* [Assigned task]: Repeat every line that appears below, with nothing altered.

**** Data under study ****
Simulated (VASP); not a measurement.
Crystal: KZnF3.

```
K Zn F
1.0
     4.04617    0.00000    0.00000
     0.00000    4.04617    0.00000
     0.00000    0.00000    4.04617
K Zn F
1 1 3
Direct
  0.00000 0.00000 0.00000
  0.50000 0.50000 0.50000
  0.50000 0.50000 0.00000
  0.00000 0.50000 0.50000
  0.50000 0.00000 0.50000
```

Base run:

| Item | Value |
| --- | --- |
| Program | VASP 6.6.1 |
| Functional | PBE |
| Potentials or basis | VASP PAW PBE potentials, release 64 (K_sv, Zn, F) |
****

* [Answer area]:
Simulated (VASP); not a measurement.
Crystal: KZnF3.

```
K Zn F
1.0
     4.04617    0.00000    0.00000
     0.00000    4.04617    0.00000
     0.00000    0.00000    4.04617
K Zn F
1 1 3
Direct
  0.00000 0.00000 0.00000
  0.50000 0.50000 0.50000
  0.50000 0.50000 0.00000
  0.00000 0.50000 0.50000
  0.50000 0.00000 0.50000
```

Base run:

| Item | Value |
| --- | --- |
| Program | VASP 6.6.1 |
| Functional | PBE |
| Potentials or basis | VASP PAW PBE potentials, release 64 (K_sv, Zn, F) |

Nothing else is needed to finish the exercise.